- **TASK ITEM**
Write out once more the lines running from the top of the entries below to the line with "## Calculated data, Hf32O63", both ends included.

- **ENTRIES SUPPLIED**
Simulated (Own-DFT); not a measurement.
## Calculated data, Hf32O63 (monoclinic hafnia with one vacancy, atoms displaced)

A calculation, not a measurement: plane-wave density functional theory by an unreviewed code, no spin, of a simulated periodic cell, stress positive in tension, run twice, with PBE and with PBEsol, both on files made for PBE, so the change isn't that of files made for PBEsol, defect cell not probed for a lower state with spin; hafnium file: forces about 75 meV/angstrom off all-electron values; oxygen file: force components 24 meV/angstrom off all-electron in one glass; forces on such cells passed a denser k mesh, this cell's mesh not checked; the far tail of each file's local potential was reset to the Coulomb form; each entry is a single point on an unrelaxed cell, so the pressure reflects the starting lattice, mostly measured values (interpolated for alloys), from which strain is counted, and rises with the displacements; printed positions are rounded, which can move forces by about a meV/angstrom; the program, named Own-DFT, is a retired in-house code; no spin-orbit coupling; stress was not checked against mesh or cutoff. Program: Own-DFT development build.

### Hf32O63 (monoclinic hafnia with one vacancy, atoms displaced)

- **ANSWER SPACE**
Simulated (Own-DFT); not a measurement.
## Calculated data, Hf32O63 (monoclinic hafnia with one vacancy, atoms displaced)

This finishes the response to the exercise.